.....

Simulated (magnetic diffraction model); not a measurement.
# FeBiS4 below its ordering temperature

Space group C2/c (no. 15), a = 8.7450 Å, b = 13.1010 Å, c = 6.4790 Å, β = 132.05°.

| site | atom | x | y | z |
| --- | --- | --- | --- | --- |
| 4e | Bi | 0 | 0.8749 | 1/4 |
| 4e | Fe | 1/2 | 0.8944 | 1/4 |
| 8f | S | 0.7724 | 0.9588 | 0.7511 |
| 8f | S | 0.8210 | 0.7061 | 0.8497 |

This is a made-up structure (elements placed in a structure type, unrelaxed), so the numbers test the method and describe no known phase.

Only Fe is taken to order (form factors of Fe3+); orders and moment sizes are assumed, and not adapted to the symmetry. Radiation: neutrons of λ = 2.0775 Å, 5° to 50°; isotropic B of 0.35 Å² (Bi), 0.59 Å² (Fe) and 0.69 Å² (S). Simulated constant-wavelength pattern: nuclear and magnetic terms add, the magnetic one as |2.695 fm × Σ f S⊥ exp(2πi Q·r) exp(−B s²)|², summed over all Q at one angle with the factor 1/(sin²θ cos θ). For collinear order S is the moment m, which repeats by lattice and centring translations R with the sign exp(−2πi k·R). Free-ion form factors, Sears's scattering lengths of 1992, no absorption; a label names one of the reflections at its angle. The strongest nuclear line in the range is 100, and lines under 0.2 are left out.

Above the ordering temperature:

.....

Work item
An exact copy of the lines above, from the one containing "# FeBiS4 below its ordering temperature" down to the one containing "Only Fe is taken" and including both, is the whole answer; retype it and nothing else.

Answer box
# FeBiS4 below its ordering temperature

Space group C2/c (no. 15), a = 8.7450 Å, b = 13.1010 Å, c = 6.4790 Å, β = 132.05°.

| site | atom | x | y | z |
| --- | --- | --- | --- | --- |
| 4e | Bi | 0 | 0.8749 | 1/4 |
| 4e | Fe | 1/2 | 0.8944 | 1/4 |
| 8f | S | 0.7724 | 0.9588 | 0.7511 |
| 8f | S | 0.8210 | 0.7061 | 0.8497 |

This is a made-up structure (elements placed in a structure type, unrelaxed), so the numbers test the method and describe no known phase.

Only Fe is taken to order (form factors of Fe3+); orders and moment sizes are assumed, and not adapted to the symmetry. Radiation: neutrons of λ = 2.0775 Å, 5° to 50°; isotropic B of 0.35 Å² (Bi), 0.59 Å² (Fe) and 0.69 Å² (S). Simulated constant-wavelength pattern: nuclear and magnetic terms add, the magnetic one as |2.695 fm × Σ f S⊥ exp(2πi Q·r) exp(−B s²)|², summed over all Q at one angle with the factor 1/(sin²θ cos θ). For collinear order S is the moment m, which repeats by lattice and centring translations R with the sign exp(−2πi k·R). Free-ion form factors, Sears's scattering lengths of 1992, no absorption; a label names one of the reflections at its angle. The strongest nuclear line in the range is 100, and lines under 0.2 are left out.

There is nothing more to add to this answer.